══ STORED DATA

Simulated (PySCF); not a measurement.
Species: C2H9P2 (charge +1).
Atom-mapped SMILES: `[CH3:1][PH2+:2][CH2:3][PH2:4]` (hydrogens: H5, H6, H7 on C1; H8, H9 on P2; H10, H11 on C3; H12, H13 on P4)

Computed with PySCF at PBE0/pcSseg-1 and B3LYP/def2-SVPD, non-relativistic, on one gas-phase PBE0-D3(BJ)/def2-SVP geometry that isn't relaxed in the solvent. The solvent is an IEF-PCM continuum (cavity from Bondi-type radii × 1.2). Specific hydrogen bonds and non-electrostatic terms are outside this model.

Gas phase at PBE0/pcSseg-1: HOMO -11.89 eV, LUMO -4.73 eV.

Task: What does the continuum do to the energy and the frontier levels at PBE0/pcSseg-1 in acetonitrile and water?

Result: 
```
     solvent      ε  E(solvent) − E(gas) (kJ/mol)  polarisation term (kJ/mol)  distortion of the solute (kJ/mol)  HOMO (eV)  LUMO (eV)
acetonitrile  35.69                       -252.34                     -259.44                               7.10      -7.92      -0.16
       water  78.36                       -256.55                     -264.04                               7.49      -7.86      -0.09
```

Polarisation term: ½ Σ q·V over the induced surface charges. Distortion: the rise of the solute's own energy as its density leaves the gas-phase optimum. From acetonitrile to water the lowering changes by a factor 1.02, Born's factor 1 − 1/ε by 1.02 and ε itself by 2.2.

════

_WORK ORDER_
Repeat each of the entries exactly.

_TASK RESULT_
Simulated (PySCF); not a measurement.
Species: C2H9P2 (charge +1).
Atom-mapped SMILES: `[CH3:1][PH2+:2][CH2:3][PH2:4]` (hydrogens: H5, H6, H7 on C1; H8, H9 on P2; H10, H11 on C3; H12, H13 on P4)

Computed with PySCF at PBE0/pcSseg-1 and B3LYP/def2-SVPD, non-relativistic, on one gas-phase PBE0-D3(BJ)/def2-SVP geometry that isn't relaxed in the solvent. The solvent is an IEF-PCM continuum (cavity from Bondi-type radii × 1.2). Specific hydrogen bonds and non-electrostatic terms are outside this model.

Gas phase at PBE0/pcSseg-1: HOMO -11.89 eV, LUMO -4.73 eV.

Task: What does the continuum do to the energy and the frontier levels at PBE0/pcSseg-1 in acetonitrile and water?

Result: 
```
     solvent      ε  E(solvent) − E(gas) (kJ/mol)  polarisation term (kJ/mol)  distortion of the solute (kJ/mol)  HOMO (eV)  LUMO (eV)
acetonitrile  35.69                       -252.34                     -259.44                               7.10      -7.92      -0.16
       water  78.36                       -256.55                     -264.04                               7.49      -7.86      -0.09
```

Polarisation term: ½ Σ q·V over the induced surface charges. Distortion: the rise of the solute's own energy as its density leaves the gas-phase optimum. From acetonitrile to water the lowering changes by a factor 1.02, Born's factor 1 − 1/ε by 1.02 and ε itself by 2.2.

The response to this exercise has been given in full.